Raw data:
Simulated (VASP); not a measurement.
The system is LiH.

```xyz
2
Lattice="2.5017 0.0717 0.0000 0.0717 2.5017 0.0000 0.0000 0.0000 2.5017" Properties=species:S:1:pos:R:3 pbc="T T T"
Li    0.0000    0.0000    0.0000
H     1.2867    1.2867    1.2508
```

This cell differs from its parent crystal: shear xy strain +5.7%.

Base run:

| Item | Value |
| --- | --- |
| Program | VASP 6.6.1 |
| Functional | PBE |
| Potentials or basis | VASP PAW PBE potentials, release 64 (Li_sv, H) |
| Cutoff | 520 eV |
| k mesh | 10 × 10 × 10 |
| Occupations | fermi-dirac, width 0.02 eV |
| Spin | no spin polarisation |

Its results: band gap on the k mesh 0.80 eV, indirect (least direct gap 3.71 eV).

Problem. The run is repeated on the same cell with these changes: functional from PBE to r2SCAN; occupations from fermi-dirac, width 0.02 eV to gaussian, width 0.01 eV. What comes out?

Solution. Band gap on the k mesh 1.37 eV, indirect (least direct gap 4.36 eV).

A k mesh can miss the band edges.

Work instruction:
Output all lines from the beginning of the data up to the line holding "Problem. The run", that line included, exactly as written.

Answer box:
Simulated (VASP); not a measurement.
The system is LiH.

```xyz
2
Lattice="2.5017 0.0717 0.0000 0.0717 2.5017 0.0000 0.0000 0.0000 2.5017" Properties=species:S:1:pos:R:3 pbc="T T T"
Li    0.0000    0.0000    0.0000
H     1.2867    1.2867    1.2508
```

This cell differs from its parent crystal: shear xy strain +5.7%.

Base run:

| Item | Value |
| --- | --- |
| Program | VASP 6.6.1 |
| Functional | PBE |
| Potentials or basis | VASP PAW PBE potentials, release 64 (Li_sv, H) |
| Cutoff | 520 eV |
| k mesh | 10 × 10 × 10 |
| Occupations | fermi-dirac, width 0.02 eV |
| Spin | no spin polarisation |

Its results: band gap on the k mesh 0.80 eV, indirect (least direct gap 3.71 eV).

Problem. The run is repeated on the same cell with these changes: functional from PBE to r2SCAN; occupations from fermi-dirac, width 0.02 eV to gaussian, width 0.01 eV. What comes out?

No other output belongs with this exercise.